**Work item:**
Can you reproduce the data beneath, keeping every line exact?

**Provided information:**
----------

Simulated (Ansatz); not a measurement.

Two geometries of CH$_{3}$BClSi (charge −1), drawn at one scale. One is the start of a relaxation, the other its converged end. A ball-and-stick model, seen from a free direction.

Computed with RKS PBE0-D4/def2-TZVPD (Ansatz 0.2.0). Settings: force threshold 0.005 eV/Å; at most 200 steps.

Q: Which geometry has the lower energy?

----------

**Exercise answer:**
Simulated (Ansatz); not a measurement.

Two geometries of CH$_{3}$BClSi (charge −1), drawn at one scale. One is the start of a relaxation, the other its converged end. A ball-and-stick model, seen from a free direction.

Computed with RKS PBE0-D4/def2-TZVPD (Ansatz 0.2.0). Settings: force threshold 0.005 eV/Å; at most 200 steps.

Q: Which geometry has the lower energy?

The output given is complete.